*Work task*
Transcribe the listing below in its entirety, exactly.

*Entries shown*
****************************************

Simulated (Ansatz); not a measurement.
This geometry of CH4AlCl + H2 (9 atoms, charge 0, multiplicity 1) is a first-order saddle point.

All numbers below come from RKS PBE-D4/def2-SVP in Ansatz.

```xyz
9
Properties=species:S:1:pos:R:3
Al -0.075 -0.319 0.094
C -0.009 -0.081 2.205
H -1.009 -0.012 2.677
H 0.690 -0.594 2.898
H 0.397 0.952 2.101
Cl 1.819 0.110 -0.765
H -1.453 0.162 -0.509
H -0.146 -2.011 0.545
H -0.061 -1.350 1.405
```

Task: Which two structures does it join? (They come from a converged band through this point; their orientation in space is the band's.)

****************************************

*Answer section*
Simulated (Ansatz); not a measurement.
This geometry of CH4AlCl + H2 (9 atoms, charge 0, multiplicity 1) is a first-order saddle point.

All numbers below come from RKS PBE-D4/def2-SVP in Ansatz.

```xyz
9
Properties=species:S:1:pos:R:3
Al -0.075 -0.319 0.094
C -0.009 -0.081 2.205
H -1.009 -0.012 2.677
H 0.690 -0.594 2.898
H 0.397 0.952 2.101
Cl 1.819 0.110 -0.765
H -1.453 0.162 -0.509
H -0.146 -2.011 0.545
H -0.061 -1.350 1.405
```

Task: Which two structures does it join? (They come from a converged band through this point; their orientation in space is the band's.)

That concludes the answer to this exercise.